REQUIRED ACTION –
For this exercise, restate word for word only the lines from the first line of the data to the line containing "### 2 Single".

SOURCE MATERIAL –
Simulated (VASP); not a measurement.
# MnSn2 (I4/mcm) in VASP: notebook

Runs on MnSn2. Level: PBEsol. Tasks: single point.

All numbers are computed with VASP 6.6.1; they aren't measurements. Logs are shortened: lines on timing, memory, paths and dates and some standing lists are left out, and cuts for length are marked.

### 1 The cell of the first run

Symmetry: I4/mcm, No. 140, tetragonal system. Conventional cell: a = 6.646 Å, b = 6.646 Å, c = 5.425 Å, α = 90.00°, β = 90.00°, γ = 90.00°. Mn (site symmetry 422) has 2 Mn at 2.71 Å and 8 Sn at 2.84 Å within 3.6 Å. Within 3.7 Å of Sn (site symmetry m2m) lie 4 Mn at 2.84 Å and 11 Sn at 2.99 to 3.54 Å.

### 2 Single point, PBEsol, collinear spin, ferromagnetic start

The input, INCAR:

ANSWER SECTION –
Simulated (VASP); not a measurement.
# MnSn2 (I4/mcm) in VASP: notebook

Runs on MnSn2. Level: PBEsol. Tasks: single point.

All numbers are computed with VASP 6.6.1; they aren't measurements. Logs are shortened: lines on timing, memory, paths and dates and some standing lists are left out, and cuts for length are marked.

### 1 The cell of the first run

Symmetry: I4/mcm, No. 140, tetragonal system. Conventional cell: a = 6.646 Å, b = 6.646 Å, c = 5.425 Å, α = 90.00°, β = 90.00°, γ = 90.00°. Mn (site symmetry 422) has 2 Mn at 2.71 Å and 8 Sn at 2.84 Å within 3.6 Å. Within 3.7 Å of Sn (site symmetry m2m) lie 4 Mn at 2.84 Å and 11 Sn at 2.99 to 3.54 Å.

### 2 Single point, PBEsol, collinear spin, ferromagnetic start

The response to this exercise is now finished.